→ **REQUIRED ACTION**:
Please repeat the lines below exactly. Begin with the line containing "Electric-dipole lines of Nb⁴⁰⁺" and go on through the line containing "Computed by Dirac".

→ **EXERCISE DATA**:
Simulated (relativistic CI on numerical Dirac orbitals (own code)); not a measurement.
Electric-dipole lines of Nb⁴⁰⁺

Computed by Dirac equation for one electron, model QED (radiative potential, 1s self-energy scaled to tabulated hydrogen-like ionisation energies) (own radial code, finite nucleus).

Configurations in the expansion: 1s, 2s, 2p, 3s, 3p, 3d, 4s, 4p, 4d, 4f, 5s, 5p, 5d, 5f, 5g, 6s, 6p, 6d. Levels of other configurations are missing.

→ **TASK RESULT**:
Electric-dipole lines of Nb⁴⁰⁺

Computed by Dirac equation for one electron, model QED (radiative potential, 1s self-energy scaled to tabulated hydrogen-like ionisation energies) (own radial code, finite nucleus).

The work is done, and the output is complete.